*Listed records*
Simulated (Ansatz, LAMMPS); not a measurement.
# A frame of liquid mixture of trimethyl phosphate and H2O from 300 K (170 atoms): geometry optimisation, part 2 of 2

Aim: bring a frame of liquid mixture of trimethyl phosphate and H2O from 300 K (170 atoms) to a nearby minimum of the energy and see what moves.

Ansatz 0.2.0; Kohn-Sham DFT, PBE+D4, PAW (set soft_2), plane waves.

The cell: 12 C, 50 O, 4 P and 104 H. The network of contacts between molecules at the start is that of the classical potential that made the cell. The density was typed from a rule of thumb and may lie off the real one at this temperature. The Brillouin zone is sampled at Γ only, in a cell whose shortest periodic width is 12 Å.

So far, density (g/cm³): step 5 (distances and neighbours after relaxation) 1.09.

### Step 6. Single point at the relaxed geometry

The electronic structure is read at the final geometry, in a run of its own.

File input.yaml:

*Task item*
Please write out the entries above in full, exactly as they read.

*Solution*
Simulated (Ansatz, LAMMPS); not a measurement.
# A frame of liquid mixture of trimethyl phosphate and H2O from 300 K (170 atoms): geometry optimisation, part 2 of 2

Aim: bring a frame of liquid mixture of trimethyl phosphate and H2O from 300 K (170 atoms) to a nearby minimum of the energy and see what moves.

Ansatz 0.2.0; Kohn-Sham DFT, PBE+D4, PAW (set soft_2), plane waves.

The cell: 12 C, 50 O, 4 P and 104 H. The network of contacts between molecules at the start is that of the classical potential that made the cell. The density was typed from a rule of thumb and may lie off the real one at this temperature. The Brillouin zone is sampled at Γ only, in a cell whose shortest periodic width is 12 Å.

So far, density (g/cm³): step 5 (distances and neighbours after relaxation) 1.09.

### Step 6. Single point at the relaxed geometry

The electronic structure is read at the final geometry, in a run of its own.

File input.yaml:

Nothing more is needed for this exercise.